**Material supplied**
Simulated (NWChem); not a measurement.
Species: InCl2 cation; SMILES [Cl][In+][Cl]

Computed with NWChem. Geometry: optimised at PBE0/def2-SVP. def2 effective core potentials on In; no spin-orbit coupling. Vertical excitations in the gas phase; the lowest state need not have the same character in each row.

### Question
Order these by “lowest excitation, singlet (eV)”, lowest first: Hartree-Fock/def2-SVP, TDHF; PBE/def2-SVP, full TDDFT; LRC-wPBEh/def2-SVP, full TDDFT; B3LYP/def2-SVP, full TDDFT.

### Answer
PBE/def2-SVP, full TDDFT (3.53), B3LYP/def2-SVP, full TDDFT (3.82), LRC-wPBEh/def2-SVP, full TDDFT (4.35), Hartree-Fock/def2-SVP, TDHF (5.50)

**Task item**
Reproduce the entries exactly, but only from their first line to the line holding "Order these by", with that last line kept.

**Your response**
Simulated (NWChem); not a measurement.
Species: InCl2 cation; SMILES [Cl][In+][Cl]

Computed with NWChem. Geometry: optimised at PBE0/def2-SVP. def2 effective core potentials on In; no spin-orbit coupling. Vertical excitations in the gas phase; the lowest state need not have the same character in each row.

### Question
Order these by “lowest excitation, singlet (eV)”, lowest first: Hartree-Fock/def2-SVP, TDHF; PBE/def2-SVP, full TDDFT; LRC-wPBEh/def2-SVP, full TDDFT; B3LYP/def2-SVP, full TDDFT.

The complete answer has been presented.